Dataset records:
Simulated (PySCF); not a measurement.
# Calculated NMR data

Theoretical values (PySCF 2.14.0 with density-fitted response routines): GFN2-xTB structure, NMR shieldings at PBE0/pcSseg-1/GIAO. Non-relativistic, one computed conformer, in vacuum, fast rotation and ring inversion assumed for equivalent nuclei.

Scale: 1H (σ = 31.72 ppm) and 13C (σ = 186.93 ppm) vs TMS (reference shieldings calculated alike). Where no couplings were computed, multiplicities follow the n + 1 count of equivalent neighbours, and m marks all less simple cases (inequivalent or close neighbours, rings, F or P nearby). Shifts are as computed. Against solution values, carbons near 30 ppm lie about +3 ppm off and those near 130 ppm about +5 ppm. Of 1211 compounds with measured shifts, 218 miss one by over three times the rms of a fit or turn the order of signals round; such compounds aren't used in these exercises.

Activity: Copy each line above exactly as it stands.

Answer space:
Simulated (PySCF); not a measurement.
# Calculated NMR data

Theoretical values (PySCF 2.14.0 with density-fitted response routines): GFN2-xTB structure, NMR shieldings at PBE0/pcSseg-1/GIAO. Non-relativistic, one computed conformer, in vacuum, fast rotation and ring inversion assumed for equivalent nuclei.

Scale: 1H (σ = 31.72 ppm) and 13C (σ = 186.93 ppm) vs TMS (reference shieldings calculated alike). Where no couplings were computed, multiplicities follow the n + 1 count of equivalent neighbours, and m marks all less simple cases (inequivalent or close neighbours, rings, F or P nearby). Shifts are as computed. Against solution values, carbons near 30 ppm lie about +3 ppm off and those near 130 ppm about +5 ppm. Of 1211 compounds with measured shifts, 218 miss one by over three times the rms of a fit or turn the order of signals round; such compounds aren't used in these exercises.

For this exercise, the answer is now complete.